- - - - -

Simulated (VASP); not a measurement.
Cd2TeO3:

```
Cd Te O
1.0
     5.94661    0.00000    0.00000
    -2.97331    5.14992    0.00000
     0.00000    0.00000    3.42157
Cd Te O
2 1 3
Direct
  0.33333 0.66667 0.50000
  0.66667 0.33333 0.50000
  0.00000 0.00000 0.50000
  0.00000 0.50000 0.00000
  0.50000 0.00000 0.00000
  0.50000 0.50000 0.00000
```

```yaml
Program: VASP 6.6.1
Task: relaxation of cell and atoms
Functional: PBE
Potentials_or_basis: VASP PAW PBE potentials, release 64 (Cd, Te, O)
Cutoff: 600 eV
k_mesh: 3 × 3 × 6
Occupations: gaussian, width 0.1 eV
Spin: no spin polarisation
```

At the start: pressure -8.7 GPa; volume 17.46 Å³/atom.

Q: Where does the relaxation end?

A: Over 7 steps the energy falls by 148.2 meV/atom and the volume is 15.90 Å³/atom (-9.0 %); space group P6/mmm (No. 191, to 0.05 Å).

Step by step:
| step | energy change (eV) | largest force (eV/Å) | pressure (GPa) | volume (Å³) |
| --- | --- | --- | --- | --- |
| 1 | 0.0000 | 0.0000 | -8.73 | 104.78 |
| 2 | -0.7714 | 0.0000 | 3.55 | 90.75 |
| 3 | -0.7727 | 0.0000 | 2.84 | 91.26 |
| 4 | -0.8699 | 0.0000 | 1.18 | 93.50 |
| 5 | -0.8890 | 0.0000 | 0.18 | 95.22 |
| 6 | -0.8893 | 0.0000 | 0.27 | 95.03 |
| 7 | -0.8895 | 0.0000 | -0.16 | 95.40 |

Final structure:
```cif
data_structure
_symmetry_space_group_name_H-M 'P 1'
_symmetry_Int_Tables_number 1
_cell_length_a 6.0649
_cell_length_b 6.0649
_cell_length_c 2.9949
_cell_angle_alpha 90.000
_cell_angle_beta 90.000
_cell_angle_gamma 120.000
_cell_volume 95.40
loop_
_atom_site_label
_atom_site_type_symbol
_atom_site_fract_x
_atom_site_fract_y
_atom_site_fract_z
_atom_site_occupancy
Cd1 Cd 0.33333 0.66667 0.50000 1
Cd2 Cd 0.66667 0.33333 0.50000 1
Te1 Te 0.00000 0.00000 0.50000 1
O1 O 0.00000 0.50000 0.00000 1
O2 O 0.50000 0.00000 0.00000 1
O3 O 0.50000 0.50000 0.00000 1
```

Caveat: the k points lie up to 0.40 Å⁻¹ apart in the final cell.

- - - - -

» **Task item**: Transcribe only, please, the lines from the first line of the records through the line with "1.18 | 93.50 |". Both of those lines are included.

» **Response area**:
Simulated (VASP); not a measurement.
Cd2TeO3:

```
Cd Te O
1.0
     5.94661    0.00000    0.00000
    -2.97331    5.14992    0.00000
     0.00000    0.00000    3.42157
Cd Te O
2 1 3
Direct
  0.33333 0.66667 0.50000
  0.66667 0.33333 0.50000
  0.00000 0.00000 0.50000
  0.00000 0.50000 0.00000
  0.50000 0.00000 0.00000
  0.50000 0.50000 0.00000
```

```yaml
Program: VASP 6.6.1
Task: relaxation of cell and atoms
Functional: PBE
Potentials_or_basis: VASP PAW PBE potentials, release 64 (Cd, Te, O)
Cutoff: 600 eV
k_mesh: 3 × 3 × 6
Occupations: gaussian, width 0.1 eV
Spin: no spin polarisation
```

At the start: pressure -8.7 GPa; volume 17.46 Å³/atom.

Q: Where does the relaxation end?

A: Over 7 steps the energy falls by 148.2 meV/atom and the volume is 15.90 Å³/atom (-9.0 %); space group P6/mmm (No. 191, to 0.05 Å).

Step by step:
| step | energy change (eV) | largest force (eV/Å) | pressure (GPa) | volume (Å³) |
| --- | --- | --- | --- | --- |
| 1 | 0.0000 | 0.0000 | -8.73 | 104.78 |
| 2 | -0.7714 | 0.0000 | 3.55 | 90.75 |
| 3 | -0.7727 | 0.0000 | 2.84 | 91.26 |
| 4 | -0.8699 | 0.0000 | 1.18 | 93.50 |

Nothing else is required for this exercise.